ACTION ITEM —
Copy nothing but the lines below running from the line containing "First and last" through the line containing "did it change?**", both end lines included.

MATERIAL PROVIDED —
◇ ◇ ◇ ◇

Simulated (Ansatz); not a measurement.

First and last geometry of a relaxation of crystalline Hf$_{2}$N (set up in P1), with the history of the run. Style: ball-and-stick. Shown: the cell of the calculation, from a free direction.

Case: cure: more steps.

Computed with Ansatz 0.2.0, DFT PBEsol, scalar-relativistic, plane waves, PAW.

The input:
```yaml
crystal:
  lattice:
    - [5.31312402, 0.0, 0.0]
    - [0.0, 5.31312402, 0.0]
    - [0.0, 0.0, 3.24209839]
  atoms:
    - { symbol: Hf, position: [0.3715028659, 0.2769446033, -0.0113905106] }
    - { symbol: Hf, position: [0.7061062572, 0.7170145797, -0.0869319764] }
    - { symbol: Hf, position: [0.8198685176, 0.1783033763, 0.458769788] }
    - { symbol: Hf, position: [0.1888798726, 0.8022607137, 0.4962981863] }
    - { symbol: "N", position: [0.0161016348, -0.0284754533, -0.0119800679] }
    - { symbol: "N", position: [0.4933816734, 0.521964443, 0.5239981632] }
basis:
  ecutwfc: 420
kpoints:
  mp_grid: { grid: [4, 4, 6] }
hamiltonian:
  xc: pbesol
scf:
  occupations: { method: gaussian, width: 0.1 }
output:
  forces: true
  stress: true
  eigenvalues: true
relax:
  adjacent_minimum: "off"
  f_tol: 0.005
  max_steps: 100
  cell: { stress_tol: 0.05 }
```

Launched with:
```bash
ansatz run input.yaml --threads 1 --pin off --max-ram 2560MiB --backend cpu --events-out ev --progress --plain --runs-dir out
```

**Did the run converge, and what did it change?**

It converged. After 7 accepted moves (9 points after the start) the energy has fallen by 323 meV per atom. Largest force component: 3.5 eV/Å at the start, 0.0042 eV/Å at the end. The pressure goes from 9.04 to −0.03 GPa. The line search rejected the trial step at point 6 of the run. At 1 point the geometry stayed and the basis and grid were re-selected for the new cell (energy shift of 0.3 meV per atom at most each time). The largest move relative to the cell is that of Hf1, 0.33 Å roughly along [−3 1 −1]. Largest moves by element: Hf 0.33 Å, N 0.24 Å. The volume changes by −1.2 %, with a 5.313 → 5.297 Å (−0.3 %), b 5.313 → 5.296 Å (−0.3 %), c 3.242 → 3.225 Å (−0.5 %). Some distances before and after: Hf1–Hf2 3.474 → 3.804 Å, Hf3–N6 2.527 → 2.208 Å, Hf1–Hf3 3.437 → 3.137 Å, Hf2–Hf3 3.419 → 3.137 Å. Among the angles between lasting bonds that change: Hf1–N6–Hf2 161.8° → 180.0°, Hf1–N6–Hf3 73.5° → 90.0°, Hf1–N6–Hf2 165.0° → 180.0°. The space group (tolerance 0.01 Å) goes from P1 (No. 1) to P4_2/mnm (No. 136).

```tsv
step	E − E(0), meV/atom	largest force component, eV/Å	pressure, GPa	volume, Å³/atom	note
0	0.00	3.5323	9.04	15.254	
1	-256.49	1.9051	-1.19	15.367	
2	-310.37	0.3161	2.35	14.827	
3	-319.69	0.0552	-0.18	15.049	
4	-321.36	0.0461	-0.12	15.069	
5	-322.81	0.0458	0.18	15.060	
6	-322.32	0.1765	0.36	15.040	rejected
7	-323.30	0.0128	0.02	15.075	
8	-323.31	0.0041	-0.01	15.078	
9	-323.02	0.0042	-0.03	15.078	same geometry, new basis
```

◇ ◇ ◇ ◇

EXERCISE RESPONSE —
First and last geometry of a relaxation of crystalline Hf$_{2}$N (set up in P1), with the history of the run. Style: ball-and-stick. Shown: the cell of the calculation, from a free direction.

Case: cure: more steps.

Computed with Ansatz 0.2.0, DFT PBEsol, scalar-relativistic, plane waves, PAW.

The input:
```yaml
crystal:
  lattice:
    - [5.31312402, 0.0, 0.0]
    - [0.0, 5.31312402, 0.0]
    - [0.0, 0.0, 3.24209839]
  atoms:
    - { symbol: Hf, position: [0.3715028659, 0.2769446033, -0.0113905106] }
    - { symbol: Hf, position: [0.7061062572, 0.7170145797, -0.0869319764] }
    - { symbol: Hf, position: [0.8198685176, 0.1783033763, 0.458769788] }
    - { symbol: Hf, position: [0.1888798726, 0.8022607137, 0.4962981863] }
    - { symbol: "N", position: [0.0161016348, -0.0284754533, -0.0119800679] }
    - { symbol: "N", position: [0.4933816734, 0.521964443, 0.5239981632] }
basis:
  ecutwfc: 420
kpoints:
  mp_grid: { grid: [4, 4, 6] }
hamiltonian:
  xc: pbesol
scf:
  occupations: { method: gaussian, width: 0.1 }
output:
  forces: true
  stress: true
  eigenvalues: true
relax:
  adjacent_minimum: "off"
  f_tol: 0.005
  max_steps: 100
  cell: { stress_tol: 0.05 }
```

Launched with:
```bash
ansatz run input.yaml --threads 1 --pin off --max-ram 2560MiB --backend cpu --events-out ev --progress --plain --runs-dir out
```

**Did the run converge, and what did it change?**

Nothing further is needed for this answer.